- _Assignment_
Once you find the line containing "- Dipole: 2.73 D [PBE0/pcSseg-1]" in the data below, copy it and each following line exactly, up to and including the line containing "- 13C NMR: chemical", and nothing else.

- _Information provided_
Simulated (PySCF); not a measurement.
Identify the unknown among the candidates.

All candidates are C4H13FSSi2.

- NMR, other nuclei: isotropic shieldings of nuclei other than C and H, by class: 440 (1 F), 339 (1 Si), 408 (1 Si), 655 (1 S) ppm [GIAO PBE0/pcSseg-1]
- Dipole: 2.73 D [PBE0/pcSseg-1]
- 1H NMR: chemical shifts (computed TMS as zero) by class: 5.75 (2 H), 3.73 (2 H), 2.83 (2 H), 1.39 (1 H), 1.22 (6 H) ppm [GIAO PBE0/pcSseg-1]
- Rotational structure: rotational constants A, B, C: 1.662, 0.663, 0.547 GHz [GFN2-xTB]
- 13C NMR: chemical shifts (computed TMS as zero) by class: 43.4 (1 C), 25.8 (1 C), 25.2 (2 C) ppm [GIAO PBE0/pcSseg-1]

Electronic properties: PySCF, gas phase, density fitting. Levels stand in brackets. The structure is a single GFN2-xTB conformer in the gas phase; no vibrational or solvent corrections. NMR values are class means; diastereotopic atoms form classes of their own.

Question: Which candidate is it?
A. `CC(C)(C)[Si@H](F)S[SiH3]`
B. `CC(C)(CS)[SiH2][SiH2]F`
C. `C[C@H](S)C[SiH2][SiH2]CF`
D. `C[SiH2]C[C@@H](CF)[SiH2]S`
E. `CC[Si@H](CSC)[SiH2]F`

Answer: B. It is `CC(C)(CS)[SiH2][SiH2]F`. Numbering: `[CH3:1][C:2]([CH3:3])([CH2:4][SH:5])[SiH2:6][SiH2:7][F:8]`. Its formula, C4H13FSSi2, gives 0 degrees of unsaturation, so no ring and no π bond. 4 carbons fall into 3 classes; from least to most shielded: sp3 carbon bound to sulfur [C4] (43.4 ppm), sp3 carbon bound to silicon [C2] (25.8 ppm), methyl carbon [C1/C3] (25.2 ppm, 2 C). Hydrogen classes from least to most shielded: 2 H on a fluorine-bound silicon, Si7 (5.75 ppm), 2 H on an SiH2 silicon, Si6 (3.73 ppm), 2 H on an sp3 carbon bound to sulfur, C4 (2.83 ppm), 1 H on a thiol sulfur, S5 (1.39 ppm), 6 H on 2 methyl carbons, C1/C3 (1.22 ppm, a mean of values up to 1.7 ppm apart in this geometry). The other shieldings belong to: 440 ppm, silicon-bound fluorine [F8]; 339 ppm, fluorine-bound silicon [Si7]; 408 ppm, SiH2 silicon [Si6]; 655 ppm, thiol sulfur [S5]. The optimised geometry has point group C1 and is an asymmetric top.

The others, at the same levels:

- _Task output_
- Dipole: 2.73 D [PBE0/pcSseg-1]
- 1H NMR: chemical shifts (computed TMS as zero) by class: 5.75 (2 H), 3.73 (2 H), 2.83 (2 H), 1.39 (1 H), 1.22 (6 H) ppm [GIAO PBE0/pcSseg-1]
- Rotational structure: rotational constants A, B, C: 1.662, 0.663, 0.547 GHz [GFN2-xTB]
- 13C NMR: chemical shifts (computed TMS as zero) by class: 43.4 (1 C), 25.8 (1 C), 25.2 (2 C) ppm [GIAO PBE0/pcSseg-1]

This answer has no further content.